Write out again the entries from the first line to the line that includes "Functional | PBE |", keeping both of those lines.

++++++++++

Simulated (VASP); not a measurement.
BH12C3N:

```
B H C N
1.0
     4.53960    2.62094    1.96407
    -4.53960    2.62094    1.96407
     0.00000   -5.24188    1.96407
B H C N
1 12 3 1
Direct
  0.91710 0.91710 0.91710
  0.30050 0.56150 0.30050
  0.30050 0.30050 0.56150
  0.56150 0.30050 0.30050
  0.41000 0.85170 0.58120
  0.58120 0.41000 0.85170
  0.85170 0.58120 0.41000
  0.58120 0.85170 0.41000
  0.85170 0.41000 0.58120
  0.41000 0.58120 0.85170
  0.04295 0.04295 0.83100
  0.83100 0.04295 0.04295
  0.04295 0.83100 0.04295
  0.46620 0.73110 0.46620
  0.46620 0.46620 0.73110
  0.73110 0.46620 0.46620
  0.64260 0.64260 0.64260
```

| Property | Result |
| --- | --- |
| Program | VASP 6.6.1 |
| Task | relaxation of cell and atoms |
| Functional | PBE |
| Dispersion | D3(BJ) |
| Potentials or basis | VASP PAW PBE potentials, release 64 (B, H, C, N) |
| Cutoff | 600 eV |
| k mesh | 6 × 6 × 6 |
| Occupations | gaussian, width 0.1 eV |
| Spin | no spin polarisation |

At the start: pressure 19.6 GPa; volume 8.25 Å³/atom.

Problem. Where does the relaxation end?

++++++++++

— Worked solution —
Simulated (VASP); not a measurement.
BH12C3N:

```
B H C N
1.0
     4.53960    2.62094    1.96407
    -4.53960    2.62094    1.96407
     0.00000   -5.24188    1.96407
B H C N
1 12 3 1
Direct
  0.91710 0.91710 0.91710
  0.30050 0.56150 0.30050
  0.30050 0.30050 0.56150
  0.56150 0.30050 0.30050
  0.41000 0.85170 0.58120
  0.58120 0.41000 0.85170
  0.85170 0.58120 0.41000
  0.58120 0.85170 0.41000
  0.85170 0.41000 0.58120
  0.41000 0.58120 0.85170
  0.04295 0.04295 0.83100
  0.83100 0.04295 0.04295
  0.04295 0.83100 0.04295
  0.46620 0.73110 0.46620
  0.46620 0.46620 0.73110
  0.73110 0.46620 0.46620
  0.64260 0.64260 0.64260
```

| Property | Result |
| --- | --- |
| Program | VASP 6.6.1 |
| Task | relaxation of cell and atoms |
| Functional | PBE |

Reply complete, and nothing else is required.